• WORK REQUEST:
Beginning with the first line below, please restate each line exactly, down to and including the line containing "Work out the".

• SUPPLIED RECORDS:
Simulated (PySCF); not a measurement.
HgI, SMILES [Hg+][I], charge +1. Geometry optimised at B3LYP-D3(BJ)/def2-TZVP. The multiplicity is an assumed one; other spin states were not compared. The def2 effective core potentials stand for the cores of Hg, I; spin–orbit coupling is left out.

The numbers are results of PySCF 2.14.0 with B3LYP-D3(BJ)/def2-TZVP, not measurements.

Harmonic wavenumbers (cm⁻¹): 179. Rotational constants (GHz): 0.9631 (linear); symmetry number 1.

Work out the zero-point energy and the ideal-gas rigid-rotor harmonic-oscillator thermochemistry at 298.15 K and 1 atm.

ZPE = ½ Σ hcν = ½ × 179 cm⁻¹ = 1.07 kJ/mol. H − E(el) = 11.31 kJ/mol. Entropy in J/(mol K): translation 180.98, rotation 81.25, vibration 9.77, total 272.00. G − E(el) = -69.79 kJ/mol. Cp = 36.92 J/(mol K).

• ANSWER SPACE:
Simulated (PySCF); not a measurement.
HgI, SMILES [Hg+][I], charge +1. Geometry optimised at B3LYP-D3(BJ)/def2-TZVP. The multiplicity is an assumed one; other spin states were not compared. The def2 effective core potentials stand for the cores of Hg, I; spin–orbit coupling is left out.

The numbers are results of PySCF 2.14.0 with B3LYP-D3(BJ)/def2-TZVP, not measurements.

Harmonic wavenumbers (cm⁻¹): 179. Rotational constants (GHz): 0.9631 (linear); symmetry number 1.

Work out the zero-point energy and the ideal-gas rigid-rotor harmonic-oscillator thermochemistry at 298.15 K and 1 atm.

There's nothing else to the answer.